┄┄┄┄┄┄

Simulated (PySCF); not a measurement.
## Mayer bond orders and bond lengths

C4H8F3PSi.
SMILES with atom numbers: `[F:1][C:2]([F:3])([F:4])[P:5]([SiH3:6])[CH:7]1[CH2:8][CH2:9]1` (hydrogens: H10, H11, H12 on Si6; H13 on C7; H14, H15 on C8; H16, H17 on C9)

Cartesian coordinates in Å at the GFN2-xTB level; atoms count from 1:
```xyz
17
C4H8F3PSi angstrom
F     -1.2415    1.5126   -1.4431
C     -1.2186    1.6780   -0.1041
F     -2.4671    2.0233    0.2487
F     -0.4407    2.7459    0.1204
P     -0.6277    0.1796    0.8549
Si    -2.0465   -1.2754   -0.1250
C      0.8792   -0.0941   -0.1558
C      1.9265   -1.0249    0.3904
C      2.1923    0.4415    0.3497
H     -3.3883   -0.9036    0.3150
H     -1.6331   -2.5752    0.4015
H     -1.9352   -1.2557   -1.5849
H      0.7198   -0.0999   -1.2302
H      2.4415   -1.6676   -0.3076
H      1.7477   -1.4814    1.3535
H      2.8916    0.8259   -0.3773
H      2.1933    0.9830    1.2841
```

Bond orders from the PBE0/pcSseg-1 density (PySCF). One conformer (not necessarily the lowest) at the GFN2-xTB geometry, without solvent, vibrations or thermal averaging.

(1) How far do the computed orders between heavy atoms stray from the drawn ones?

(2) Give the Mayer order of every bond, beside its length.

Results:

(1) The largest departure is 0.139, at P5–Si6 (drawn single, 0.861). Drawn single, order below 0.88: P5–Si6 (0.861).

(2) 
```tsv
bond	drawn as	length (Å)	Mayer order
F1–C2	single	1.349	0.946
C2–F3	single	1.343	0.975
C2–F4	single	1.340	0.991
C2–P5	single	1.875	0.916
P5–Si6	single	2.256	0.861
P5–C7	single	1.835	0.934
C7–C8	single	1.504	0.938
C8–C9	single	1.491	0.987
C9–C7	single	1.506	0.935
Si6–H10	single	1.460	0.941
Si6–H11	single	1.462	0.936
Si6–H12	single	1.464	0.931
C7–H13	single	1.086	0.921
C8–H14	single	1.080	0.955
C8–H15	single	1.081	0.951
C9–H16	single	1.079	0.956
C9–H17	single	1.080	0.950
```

┄┄┄┄┄┄

__Work instruction__. The lines from the first of the entries through the line holding "Bond orders from" are to be restated word for word, and no others.

__Exercise result__.
Simulated (PySCF); not a measurement.
## Mayer bond orders and bond lengths

C4H8F3PSi.
SMILES with atom numbers: `[F:1][C:2]([F:3])([F:4])[P:5]([SiH3:6])[CH:7]1[CH2:8][CH2:9]1` (hydrogens: H10, H11, H12 on Si6; H13 on C7; H14, H15 on C8; H16, H17 on C9)

Cartesian coordinates in Å at the GFN2-xTB level; atoms count from 1:
```xyz
17
C4H8F3PSi angstrom
F     -1.2415    1.5126   -1.4431
C     -1.2186    1.6780   -0.1041
F     -2.4671    2.0233    0.2487
F     -0.4407    2.7459    0.1204
P     -0.6277    0.1796    0.8549
Si    -2.0465   -1.2754   -0.1250
C      0.8792   -0.0941   -0.1558
C      1.9265   -1.0249    0.3904
C      2.1923    0.4415    0.3497
H     -3.3883   -0.9036    0.3150
H     -1.6331   -2.5752    0.4015
H     -1.9352   -1.2557   -1.5849
H      0.7198   -0.0999   -1.2302
H      2.4415   -1.6676   -0.3076
H      1.7477   -1.4814    1.3535
H      2.8916    0.8259   -0.3773
H      2.1933    0.9830    1.2841
```

Bond orders from the PBE0/pcSseg-1 density (PySCF). One conformer (not necessarily the lowest) at the GFN2-xTB geometry, without solvent, vibrations or thermal averaging.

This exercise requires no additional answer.